=== GIVEN RECORDS ===
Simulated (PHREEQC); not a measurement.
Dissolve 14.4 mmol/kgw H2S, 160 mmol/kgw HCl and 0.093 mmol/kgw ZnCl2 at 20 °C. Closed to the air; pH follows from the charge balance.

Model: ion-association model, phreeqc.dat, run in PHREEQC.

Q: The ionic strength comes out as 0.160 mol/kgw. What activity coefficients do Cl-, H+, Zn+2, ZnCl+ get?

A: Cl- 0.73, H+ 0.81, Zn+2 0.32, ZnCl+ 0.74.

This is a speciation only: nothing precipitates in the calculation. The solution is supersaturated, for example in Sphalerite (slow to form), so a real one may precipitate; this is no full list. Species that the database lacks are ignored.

=== ACTION ITEM ===
Every line from the first entry to the line containing "A: Cl- 0.73, H+ 0.81, Zn+2 0.32, ZnCl+ 0.74." should be transcribed exactly, and nothing beyond it.

=== TASK SOLUTION ===
Simulated (PHREEQC); not a measurement.
Dissolve 14.4 mmol/kgw H2S, 160 mmol/kgw HCl and 0.093 mmol/kgw ZnCl2 at 20 °C. Closed to the air; pH follows from the charge balance.

Model: ion-association model, phreeqc.dat, run in PHREEQC.

Q: The ionic strength comes out as 0.160 mol/kgw. What activity coefficients do Cl-, H+, Zn+2, ZnCl+ get?

A: Cl- 0.73, H+ 0.81, Zn+2 0.32, ZnCl+ 0.74.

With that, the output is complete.